─── SOURCE MATERIAL

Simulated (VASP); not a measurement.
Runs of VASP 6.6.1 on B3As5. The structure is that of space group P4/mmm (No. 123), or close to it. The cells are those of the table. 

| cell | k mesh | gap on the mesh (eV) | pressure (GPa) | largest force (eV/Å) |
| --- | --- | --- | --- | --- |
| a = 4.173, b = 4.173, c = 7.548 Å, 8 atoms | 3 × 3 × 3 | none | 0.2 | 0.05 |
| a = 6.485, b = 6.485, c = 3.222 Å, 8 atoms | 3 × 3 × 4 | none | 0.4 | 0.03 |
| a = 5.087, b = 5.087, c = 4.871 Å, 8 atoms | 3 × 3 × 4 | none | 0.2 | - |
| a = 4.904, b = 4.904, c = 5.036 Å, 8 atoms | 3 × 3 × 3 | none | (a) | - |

──────

The full set of entries must be printed again without any alteration.

**WORKED SOLUTION:**
Simulated (VASP); not a measurement.
Runs of VASP 6.6.1 on B3As5. The structure is that of space group P4/mmm (No. 123), or close to it. The cells are those of the table. 

| cell | k mesh | gap on the mesh (eV) | pressure (GPa) | largest force (eV/Å) |
| --- | --- | --- | --- | --- |
| a = 4.173, b = 4.173, c = 7.548 Å, 8 atoms | 3 × 3 × 3 | none | 0.2 | 0.05 |
| a = 6.485, b = 6.485, c = 3.222 Å, 8 atoms | 3 × 3 × 4 | none | 0.4 | 0.03 |
| a = 5.087, b = 5.087, c = 4.871 Å, 8 atoms | 3 × 3 × 4 | none | 0.2 | - |
| a = 4.904, b = 4.904, c = 5.036 Å, 8 atoms | 3 × 3 × 3 | none | (a) | - |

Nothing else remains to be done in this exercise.